*-*-*
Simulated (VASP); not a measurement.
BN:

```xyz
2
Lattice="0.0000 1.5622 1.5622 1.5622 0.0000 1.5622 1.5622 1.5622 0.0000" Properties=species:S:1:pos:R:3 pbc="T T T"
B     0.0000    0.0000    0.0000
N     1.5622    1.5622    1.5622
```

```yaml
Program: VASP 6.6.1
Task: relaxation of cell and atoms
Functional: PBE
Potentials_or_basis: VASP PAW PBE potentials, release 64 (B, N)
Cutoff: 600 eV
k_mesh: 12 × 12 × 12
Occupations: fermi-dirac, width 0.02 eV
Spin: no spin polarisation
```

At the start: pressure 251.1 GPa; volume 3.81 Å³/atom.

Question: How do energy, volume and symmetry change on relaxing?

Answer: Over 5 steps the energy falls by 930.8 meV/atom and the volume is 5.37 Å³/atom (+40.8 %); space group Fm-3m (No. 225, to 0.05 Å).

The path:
*-*-*

* _Work instruction_
Would you set down every record again, exactly as it appears above?

* _Solution_
Simulated (VASP); not a measurement.
BN:

```xyz
2
Lattice="0.0000 1.5622 1.5622 1.5622 0.0000 1.5622 1.5622 1.5622 0.0000" Properties=species:S:1:pos:R:3 pbc="T T T"
B     0.0000    0.0000    0.0000
N     1.5622    1.5622    1.5622
```

```yaml
Program: VASP 6.6.1
Task: relaxation of cell and atoms
Functional: PBE
Potentials_or_basis: VASP PAW PBE potentials, release 64 (B, N)
Cutoff: 600 eV
k_mesh: 12 × 12 × 12
Occupations: fermi-dirac, width 0.02 eV
Spin: no spin polarisation
```

At the start: pressure 251.1 GPa; volume 3.81 Å³/atom.

Question: How do energy, volume and symmetry change on relaxing?

Answer: Over 5 steps the energy falls by 930.8 meV/atom and the volume is 5.37 Å³/atom (+40.8 %); space group Fm-3m (No. 225, to 0.05 Å).

The path:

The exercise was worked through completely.